Record extracts Block Start

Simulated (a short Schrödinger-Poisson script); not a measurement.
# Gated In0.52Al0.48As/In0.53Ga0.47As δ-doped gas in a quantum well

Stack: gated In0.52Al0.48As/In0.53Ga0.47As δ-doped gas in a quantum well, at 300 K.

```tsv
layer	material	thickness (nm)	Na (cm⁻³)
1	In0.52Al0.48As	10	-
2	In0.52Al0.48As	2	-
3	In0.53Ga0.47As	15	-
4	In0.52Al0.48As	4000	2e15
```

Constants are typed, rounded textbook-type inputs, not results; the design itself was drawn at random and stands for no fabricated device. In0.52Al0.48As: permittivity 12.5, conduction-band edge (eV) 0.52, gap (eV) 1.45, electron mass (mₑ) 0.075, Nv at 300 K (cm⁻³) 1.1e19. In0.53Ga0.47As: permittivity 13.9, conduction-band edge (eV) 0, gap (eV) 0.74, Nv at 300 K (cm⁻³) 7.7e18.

Record extracts Block End

# Work task:
I need all of the records above retyped exactly, please.

# Answer area:
Simulated (a short Schrödinger-Poisson script); not a measurement.
# Gated In0.52Al0.48As/In0.53Ga0.47As δ-doped gas in a quantum well

Stack: gated In0.52Al0.48As/In0.53Ga0.47As δ-doped gas in a quantum well, at 300 K.

```tsv
layer	material	thickness (nm)	Na (cm⁻³)
1	In0.52Al0.48As	10	-
2	In0.52Al0.48As	2	-
3	In0.53Ga0.47As	15	-
4	In0.52Al0.48As	4000	2e15
```

Constants are typed, rounded textbook-type inputs, not results; the design itself was drawn at random and stands for no fabricated device. In0.52Al0.48As: permittivity 12.5, conduction-band edge (eV) 0.52, gap (eV) 1.45, electron mass (mₑ) 0.075, Nv at 300 K (cm⁻³) 1.1e19. In0.53Ga0.47As: permittivity 13.9, conduction-band edge (eV) 0, gap (eV) 0.74, Nv at 300 K (cm⁻³) 7.7e18.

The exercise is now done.